## Data under study
========================================
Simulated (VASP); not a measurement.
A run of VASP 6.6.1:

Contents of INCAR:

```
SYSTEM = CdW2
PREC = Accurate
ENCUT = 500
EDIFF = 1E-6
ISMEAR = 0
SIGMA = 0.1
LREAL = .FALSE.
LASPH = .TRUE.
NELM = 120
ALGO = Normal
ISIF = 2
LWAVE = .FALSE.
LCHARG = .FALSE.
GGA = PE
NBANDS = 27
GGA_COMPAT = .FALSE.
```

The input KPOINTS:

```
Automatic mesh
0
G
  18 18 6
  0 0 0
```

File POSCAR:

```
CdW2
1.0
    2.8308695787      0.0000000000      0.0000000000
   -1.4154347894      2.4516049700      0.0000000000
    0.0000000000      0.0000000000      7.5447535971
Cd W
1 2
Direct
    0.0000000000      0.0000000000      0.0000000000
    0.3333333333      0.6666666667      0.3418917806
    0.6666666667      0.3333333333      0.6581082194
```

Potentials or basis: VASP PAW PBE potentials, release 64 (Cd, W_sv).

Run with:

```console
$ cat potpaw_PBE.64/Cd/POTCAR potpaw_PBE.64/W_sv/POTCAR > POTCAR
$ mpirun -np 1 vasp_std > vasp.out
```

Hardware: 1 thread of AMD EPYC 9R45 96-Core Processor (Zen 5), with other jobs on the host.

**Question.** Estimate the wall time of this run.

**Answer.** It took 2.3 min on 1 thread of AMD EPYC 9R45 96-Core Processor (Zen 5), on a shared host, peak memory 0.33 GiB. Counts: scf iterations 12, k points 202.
========================================

## Brief
The lines from the beginning of the records through the line containing "of this run." should be reproduced exactly. Include nothing else.

## Answer box
Simulated (VASP); not a measurement.
A run of VASP 6.6.1:

Contents of INCAR:

```
SYSTEM = CdW2
PREC = Accurate
ENCUT = 500
EDIFF = 1E-6
ISMEAR = 0
SIGMA = 0.1
LREAL = .FALSE.
LASPH = .TRUE.
NELM = 120
ALGO = Normal
ISIF = 2
LWAVE = .FALSE.
LCHARG = .FALSE.
GGA = PE
NBANDS = 27
GGA_COMPAT = .FALSE.
```

The input KPOINTS:

```
Automatic mesh
0
G
  18 18 6
  0 0 0
```

File POSCAR:

```
CdW2
1.0
    2.8308695787      0.0000000000      0.0000000000
   -1.4154347894      2.4516049700      0.0000000000
    0.0000000000      0.0000000000      7.5447535971
Cd W
1 2
Direct
    0.0000000000      0.0000000000      0.0000000000
    0.3333333333      0.6666666667      0.3418917806
    0.6666666667      0.3333333333      0.6581082194
```

Potentials or basis: VASP PAW PBE potentials, release 64 (Cd, W_sv).

Run with:

```console
$ cat potpaw_PBE.64/Cd/POTCAR potpaw_PBE.64/W_sv/POTCAR > POTCAR
$ mpirun -np 1 vasp_std > vasp.out
```

Hardware: 1 thread of AMD EPYC 9R45 96-Core Processor (Zen 5), with other jobs on the host.

**Question.** Estimate the wall time of this run.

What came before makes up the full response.